- _Activity_: Could you retype, exactly as written, every line from the top of the records through the line that contains "Task. Sheet density, mobility"?

- _Provided data_:
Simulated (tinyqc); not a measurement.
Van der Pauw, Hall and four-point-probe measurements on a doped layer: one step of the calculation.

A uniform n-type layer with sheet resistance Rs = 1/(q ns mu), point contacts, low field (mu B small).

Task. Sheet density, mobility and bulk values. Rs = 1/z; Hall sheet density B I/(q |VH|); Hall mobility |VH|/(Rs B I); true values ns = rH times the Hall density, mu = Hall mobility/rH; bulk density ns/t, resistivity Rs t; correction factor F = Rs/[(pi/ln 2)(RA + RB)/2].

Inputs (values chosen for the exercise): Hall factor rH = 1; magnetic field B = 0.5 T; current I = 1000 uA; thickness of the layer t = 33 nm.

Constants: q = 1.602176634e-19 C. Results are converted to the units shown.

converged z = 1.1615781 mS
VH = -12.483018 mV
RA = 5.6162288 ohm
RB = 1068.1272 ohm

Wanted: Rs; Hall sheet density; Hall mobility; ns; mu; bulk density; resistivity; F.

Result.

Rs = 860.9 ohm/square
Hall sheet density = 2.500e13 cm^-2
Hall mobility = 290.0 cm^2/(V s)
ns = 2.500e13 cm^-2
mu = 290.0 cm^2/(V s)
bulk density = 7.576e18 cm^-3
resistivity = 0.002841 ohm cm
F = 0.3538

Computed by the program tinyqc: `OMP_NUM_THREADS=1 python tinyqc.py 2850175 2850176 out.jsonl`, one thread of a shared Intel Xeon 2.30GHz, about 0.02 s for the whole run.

- _Task output_:
Simulated (tinyqc); not a measurement.
Van der Pauw, Hall and four-point-probe measurements on a doped layer: one step of the calculation.

A uniform n-type layer with sheet resistance Rs = 1/(q ns mu), point contacts, low field (mu B small).

Task. Sheet density, mobility and bulk values. Rs = 1/z; Hall sheet density B I/(q |VH|); Hall mobility |VH|/(Rs B I); true values ns = rH times the Hall density, mu = Hall mobility/rH; bulk density ns/t, resistivity Rs t; correction factor F = Rs/[(pi/ln 2)(RA + RB)/2].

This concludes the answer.